### ACTION ITEM
Produce a perfect copy of the listing, matching each line.

### GIVEN INFORMATION
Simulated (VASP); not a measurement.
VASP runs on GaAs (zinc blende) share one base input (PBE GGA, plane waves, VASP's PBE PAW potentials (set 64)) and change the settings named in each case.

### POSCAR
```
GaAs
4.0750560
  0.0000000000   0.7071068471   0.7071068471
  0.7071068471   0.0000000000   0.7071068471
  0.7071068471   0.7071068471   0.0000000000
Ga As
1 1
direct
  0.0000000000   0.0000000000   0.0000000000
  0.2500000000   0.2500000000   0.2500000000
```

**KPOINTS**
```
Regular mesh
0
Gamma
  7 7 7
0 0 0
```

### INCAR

### RESPONSE AREA
Simulated (VASP); not a measurement.
VASP runs on GaAs (zinc blende) share one base input (PBE GGA, plane waves, VASP's PBE PAW potentials (set 64)) and change the settings named in each case.

### POSCAR
```
GaAs
4.0750560
  0.0000000000   0.7071068471   0.7071068471
  0.7071068471   0.0000000000   0.7071068471
  0.7071068471   0.7071068471   0.0000000000
Ga As
1 1
direct
  0.0000000000   0.0000000000   0.0000000000
  0.2500000000   0.2500000000   0.2500000000
```

**KPOINTS**
```
Regular mesh
0
Gamma
  7 7 7
0 0 0
```

### INCAR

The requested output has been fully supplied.